(RECORD SET begins)
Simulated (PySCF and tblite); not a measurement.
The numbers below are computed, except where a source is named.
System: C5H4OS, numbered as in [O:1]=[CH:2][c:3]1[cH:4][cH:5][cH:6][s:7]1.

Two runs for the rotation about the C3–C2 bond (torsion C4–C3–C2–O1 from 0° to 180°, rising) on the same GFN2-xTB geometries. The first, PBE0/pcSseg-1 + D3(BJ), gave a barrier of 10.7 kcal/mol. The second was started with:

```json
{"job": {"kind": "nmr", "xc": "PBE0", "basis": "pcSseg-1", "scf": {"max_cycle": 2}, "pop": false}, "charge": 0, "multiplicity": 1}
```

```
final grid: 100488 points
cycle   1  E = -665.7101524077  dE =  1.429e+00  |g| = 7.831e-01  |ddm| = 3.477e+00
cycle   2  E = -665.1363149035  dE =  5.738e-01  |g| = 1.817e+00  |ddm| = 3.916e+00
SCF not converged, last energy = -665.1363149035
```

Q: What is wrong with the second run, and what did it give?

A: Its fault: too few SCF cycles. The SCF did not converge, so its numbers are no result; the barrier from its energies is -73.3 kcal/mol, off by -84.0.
(RECORD SET ends)

The full set of data above must come back exactly as written.

Simulated (PySCF and tblite); not a measurement.
The numbers below are computed, except where a source is named.
System: C5H4OS, numbered as in [O:1]=[CH:2][c:3]1[cH:4][cH:5][cH:6][s:7]1.

Two runs for the rotation about the C3–C2 bond (torsion C4–C3–C2–O1 from 0° to 180°, rising) on the same GFN2-xTB geometries. The first, PBE0/pcSseg-1 + D3(BJ), gave a barrier of 10.7 kcal/mol. The second was started with:

```json
{"job": {"kind": "nmr", "xc": "PBE0", "basis": "pcSseg-1", "scf": {"max_cycle": 2}, "pop": false}, "charge": 0, "multiplicity": 1}
```

```
final grid: 100488 points
cycle   1  E = -665.7101524077  dE =  1.429e+00  |g| = 7.831e-01  |ddm| = 3.477e+00
cycle   2  E = -665.1363149035  dE =  5.738e-01  |g| = 1.817e+00  |ddm| = 3.916e+00
SCF not converged, last energy = -665.1363149035
```

Q: What is wrong with the second run, and what did it give?

A: Its fault: too few SCF cycles. The SCF did not converge, so its numbers are no result; the barrier from its energies is -73.3 kcal/mol, off by -84.0.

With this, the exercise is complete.